WORK REQUEST: The entries shown below are to be printed in full, unaltered.

EXCERPTED DATA:
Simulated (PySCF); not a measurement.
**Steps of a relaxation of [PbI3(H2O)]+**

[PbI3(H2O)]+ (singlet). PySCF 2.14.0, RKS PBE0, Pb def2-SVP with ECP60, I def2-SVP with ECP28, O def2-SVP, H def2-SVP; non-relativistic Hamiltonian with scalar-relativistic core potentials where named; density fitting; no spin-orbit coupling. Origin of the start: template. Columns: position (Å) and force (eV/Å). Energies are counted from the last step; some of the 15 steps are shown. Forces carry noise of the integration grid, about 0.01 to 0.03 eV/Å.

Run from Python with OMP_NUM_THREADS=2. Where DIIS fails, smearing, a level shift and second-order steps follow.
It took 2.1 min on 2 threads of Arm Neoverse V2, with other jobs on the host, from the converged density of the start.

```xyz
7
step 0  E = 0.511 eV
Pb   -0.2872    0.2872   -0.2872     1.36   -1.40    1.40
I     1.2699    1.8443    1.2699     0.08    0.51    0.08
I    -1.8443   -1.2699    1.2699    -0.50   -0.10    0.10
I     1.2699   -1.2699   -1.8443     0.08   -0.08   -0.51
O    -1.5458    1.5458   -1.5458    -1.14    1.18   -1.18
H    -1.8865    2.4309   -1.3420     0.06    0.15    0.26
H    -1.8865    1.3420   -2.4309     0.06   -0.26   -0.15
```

TASK RESULT:
Simulated (PySCF); not a measurement.
**Steps of a relaxation of [PbI3(H2O)]+**

[PbI3(H2O)]+ (singlet). PySCF 2.14.0, RKS PBE0, Pb def2-SVP with ECP60, I def2-SVP with ECP28, O def2-SVP, H def2-SVP; non-relativistic Hamiltonian with scalar-relativistic core potentials where named; density fitting; no spin-orbit coupling. Origin of the start: template. Columns: position (Å) and force (eV/Å). Energies are counted from the last step; some of the 15 steps are shown. Forces carry noise of the integration grid, about 0.01 to 0.03 eV/Å.

Run from Python with OMP_NUM_THREADS=2. Where DIIS fails, smearing, a level shift and second-order steps follow.
It took 2.1 min on 2 threads of Arm Neoverse V2, with other jobs on the host, from the converged density of the start.

```xyz
7
step 0  E = 0.511 eV
Pb   -0.2872    0.2872   -0.2872     1.36   -1.40    1.40
I     1.2699    1.8443    1.2699     0.08    0.51    0.08
I    -1.8443   -1.2699    1.2699    -0.50   -0.10    0.10
I     1.2699   -1.2699   -1.8443     0.08   -0.08   -0.51
O    -1.5458    1.5458   -1.5458    -1.14    1.18   -1.18
H    -1.8865    2.4309   -1.3420     0.06    0.15    0.26
H    -1.8865    1.3420   -2.4309     0.06   -0.26   -0.15
```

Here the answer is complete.